WORK ORDER — Only one stretch of the listing below is wanted. Give it again exactly, from the line with "A structural formula, with" through the line with "### Give a SMILES with the stereochemistry.".

MATERIAL PROVIDED —
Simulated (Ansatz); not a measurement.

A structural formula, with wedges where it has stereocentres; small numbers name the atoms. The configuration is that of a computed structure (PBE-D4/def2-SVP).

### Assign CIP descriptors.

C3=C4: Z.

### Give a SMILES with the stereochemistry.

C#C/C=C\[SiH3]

ANSWER SPACE —
A structural formula, with wedges where it has stereocentres; small numbers name the atoms. The configuration is that of a computed structure (PBE-D4/def2-SVP).

### Assign CIP descriptors.

C3=C4: Z.

### Give a SMILES with the stereochemistry.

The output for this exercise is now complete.